[Opening PROVIDED MATERIAL section]

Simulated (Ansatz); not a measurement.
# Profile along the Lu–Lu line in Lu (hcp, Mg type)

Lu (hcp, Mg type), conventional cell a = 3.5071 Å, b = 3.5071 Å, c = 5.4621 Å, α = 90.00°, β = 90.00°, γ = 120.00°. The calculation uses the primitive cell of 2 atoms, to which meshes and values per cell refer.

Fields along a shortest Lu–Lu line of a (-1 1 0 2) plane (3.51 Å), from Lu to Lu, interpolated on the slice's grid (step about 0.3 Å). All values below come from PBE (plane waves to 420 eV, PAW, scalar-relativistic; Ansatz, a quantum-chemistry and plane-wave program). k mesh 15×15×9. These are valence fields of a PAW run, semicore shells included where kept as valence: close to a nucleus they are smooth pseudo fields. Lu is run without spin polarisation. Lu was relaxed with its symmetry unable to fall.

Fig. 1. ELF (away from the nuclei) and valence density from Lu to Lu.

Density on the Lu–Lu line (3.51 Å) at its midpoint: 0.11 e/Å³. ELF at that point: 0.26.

[Closing PROVIDED MATERIAL section]

• [REQUIRED ACTION] Above are the entries; give them back verbatim.

• [YOUR RESPONSE]
Simulated (Ansatz); not a measurement.
# Profile along the Lu–Lu line in Lu (hcp, Mg type)

Lu (hcp, Mg type), conventional cell a = 3.5071 Å, b = 3.5071 Å, c = 5.4621 Å, α = 90.00°, β = 90.00°, γ = 120.00°. The calculation uses the primitive cell of 2 atoms, to which meshes and values per cell refer.

Fields along a shortest Lu–Lu line of a (-1 1 0 2) plane (3.51 Å), from Lu to Lu, interpolated on the slice's grid (step about 0.3 Å). All values below come from PBE (plane waves to 420 eV, PAW, scalar-relativistic; Ansatz, a quantum-chemistry and plane-wave program). k mesh 15×15×9. These are valence fields of a PAW run, semicore shells included where kept as valence: close to a nucleus they are smooth pseudo fields. Lu is run without spin polarisation. Lu was relaxed with its symmetry unable to fall.

Fig. 1. ELF (away from the nuclei) and valence density from Lu to Lu.

Density on the Lu–Lu line (3.51 Å) at its midpoint: 0.11 e/Å³. ELF at that point: 0.26.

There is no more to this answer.